DATA SECTION section start
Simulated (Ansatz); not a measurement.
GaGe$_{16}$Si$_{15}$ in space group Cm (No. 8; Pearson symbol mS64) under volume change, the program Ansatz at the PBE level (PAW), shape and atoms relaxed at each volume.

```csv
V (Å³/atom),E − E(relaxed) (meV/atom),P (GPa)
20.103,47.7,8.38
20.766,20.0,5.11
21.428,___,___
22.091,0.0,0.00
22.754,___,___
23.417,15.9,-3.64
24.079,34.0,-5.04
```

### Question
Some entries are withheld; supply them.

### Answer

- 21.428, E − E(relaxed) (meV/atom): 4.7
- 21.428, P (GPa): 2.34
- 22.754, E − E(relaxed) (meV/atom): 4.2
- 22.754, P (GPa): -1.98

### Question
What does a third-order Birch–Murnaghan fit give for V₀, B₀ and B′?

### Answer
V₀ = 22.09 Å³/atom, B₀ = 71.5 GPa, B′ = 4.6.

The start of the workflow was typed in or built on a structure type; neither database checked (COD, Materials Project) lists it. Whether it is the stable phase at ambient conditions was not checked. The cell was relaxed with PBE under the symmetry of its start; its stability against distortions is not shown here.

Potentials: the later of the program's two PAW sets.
DATA SECTION section end

• EXERCISE: The whole listing above should be copied out exactly.

• REPLY:
Simulated (Ansatz); not a measurement.
GaGe$_{16}$Si$_{15}$ in space group Cm (No. 8; Pearson symbol mS64) under volume change, the program Ansatz at the PBE level (PAW), shape and atoms relaxed at each volume.

```csv
V (Å³/atom),E − E(relaxed) (meV/atom),P (GPa)
20.103,47.7,8.38
20.766,20.0,5.11
21.428,___,___
22.091,0.0,0.00
22.754,___,___
23.417,15.9,-3.64
24.079,34.0,-5.04
```

### Question
Some entries are withheld; supply them.

### Answer

- 21.428, E − E(relaxed) (meV/atom): 4.7
- 21.428, P (GPa): 2.34
- 22.754, E − E(relaxed) (meV/atom): 4.2
- 22.754, P (GPa): -1.98

### Question
What does a third-order Birch–Murnaghan fit give for V₀, B₀ and B′?

### Answer
V₀ = 22.09 Å³/atom, B₀ = 71.5 GPa, B′ = 4.6.

The start of the workflow was typed in or built on a structure type; neither database checked (COD, Materials Project) lists it. Whether it is the stable phase at ambient conditions was not checked. The cell was relaxed with PBE under the symmetry of its start; its stability against distortions is not shown here.

Potentials: the later of the program's two PAW sets.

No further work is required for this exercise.